▼
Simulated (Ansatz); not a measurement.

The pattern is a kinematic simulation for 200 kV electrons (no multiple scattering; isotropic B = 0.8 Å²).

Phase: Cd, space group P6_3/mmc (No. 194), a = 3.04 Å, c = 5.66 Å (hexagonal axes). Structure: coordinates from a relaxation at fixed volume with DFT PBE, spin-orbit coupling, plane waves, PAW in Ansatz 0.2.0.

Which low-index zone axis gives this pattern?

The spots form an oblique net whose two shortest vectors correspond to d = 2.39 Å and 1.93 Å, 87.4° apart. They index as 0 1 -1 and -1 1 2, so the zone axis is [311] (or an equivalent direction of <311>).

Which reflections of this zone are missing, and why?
▲

• _WORK REQUEST_
Give the complete material back, word for word.

• _WRITTEN SOLUTION_
Simulated (Ansatz); not a measurement.

The pattern is a kinematic simulation for 200 kV electrons (no multiple scattering; isotropic B = 0.8 Å²).

Phase: Cd, space group P6_3/mmc (No. 194), a = 3.04 Å, c = 5.66 Å (hexagonal axes). Structure: coordinates from a relaxation at fixed volume with DFT PBE, spin-orbit coupling, plane waves, PAW in Ansatz 0.2.0.

Which low-index zone axis gives this pattern?

The spots form an oblique net whose two shortest vectors correspond to d = 2.39 Å and 1.93 Å, 87.4° apart. They index as 0 1 -1 and -1 1 2, so the zone axis is [311] (or an equivalent direction of <311>).

Which reflections of this zone are missing, and why?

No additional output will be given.